ASSIGNMENT —
Your task is to output every record exactly as it is given.

SOURCE DATA —
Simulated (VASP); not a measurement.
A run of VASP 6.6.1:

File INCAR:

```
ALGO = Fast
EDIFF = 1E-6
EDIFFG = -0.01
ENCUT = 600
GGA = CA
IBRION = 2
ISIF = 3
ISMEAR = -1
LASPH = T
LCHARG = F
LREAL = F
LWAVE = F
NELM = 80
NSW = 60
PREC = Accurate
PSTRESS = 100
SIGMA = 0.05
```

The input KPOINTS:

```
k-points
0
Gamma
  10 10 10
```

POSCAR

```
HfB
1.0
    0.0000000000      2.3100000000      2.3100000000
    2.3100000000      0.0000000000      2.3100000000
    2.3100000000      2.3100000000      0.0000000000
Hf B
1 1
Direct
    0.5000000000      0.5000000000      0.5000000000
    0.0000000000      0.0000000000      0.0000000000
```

REPLY —
Simulated (VASP); not a measurement.
A run of VASP 6.6.1:

File INCAR:

```
ALGO = Fast
EDIFF = 1E-6
EDIFFG = -0.01
ENCUT = 600
GGA = CA
IBRION = 2
ISIF = 3
ISMEAR = -1
LASPH = T
LCHARG = F
LREAL = F
LWAVE = F
NELM = 80
NSW = 60
PREC = Accurate
PSTRESS = 100
SIGMA = 0.05
```

The input KPOINTS:

```
k-points
0
Gamma
  10 10 10
```

POSCAR

```
HfB
1.0
    0.0000000000      2.3100000000      2.3100000000
    2.3100000000      0.0000000000      2.3100000000
    2.3100000000      2.3100000000      0.0000000000
Hf B
1 1
Direct
    0.5000000000      0.5000000000      0.5000000000
    0.0000000000      0.0000000000      0.0000000000
```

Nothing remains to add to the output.